### [Work task]
Would you please return the lines of the entries below starting at the line that has "# Grüneisen parameters" and ending at the line that has "What experiment has", both included, exactly as they are?

### [Listed entries]
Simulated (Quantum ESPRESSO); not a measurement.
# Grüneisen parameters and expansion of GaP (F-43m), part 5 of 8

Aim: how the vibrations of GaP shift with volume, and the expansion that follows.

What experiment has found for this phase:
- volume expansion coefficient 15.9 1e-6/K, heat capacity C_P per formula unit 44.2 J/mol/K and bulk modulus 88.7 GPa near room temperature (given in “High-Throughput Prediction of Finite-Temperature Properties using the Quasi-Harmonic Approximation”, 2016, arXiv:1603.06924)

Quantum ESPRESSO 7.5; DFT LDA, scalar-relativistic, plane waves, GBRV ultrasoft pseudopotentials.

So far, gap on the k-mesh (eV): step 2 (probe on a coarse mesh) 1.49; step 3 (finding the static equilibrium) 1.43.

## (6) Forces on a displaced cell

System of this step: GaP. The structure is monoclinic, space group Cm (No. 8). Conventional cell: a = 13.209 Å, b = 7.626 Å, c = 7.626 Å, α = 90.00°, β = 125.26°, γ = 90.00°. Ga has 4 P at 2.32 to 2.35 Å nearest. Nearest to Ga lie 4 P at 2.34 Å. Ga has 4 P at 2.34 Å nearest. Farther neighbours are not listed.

### [Written response]
# Grüneisen parameters and expansion of GaP (F-43m), part 5 of 8

Aim: how the vibrations of GaP shift with volume, and the expansion that follows.

What experiment has found for this phase:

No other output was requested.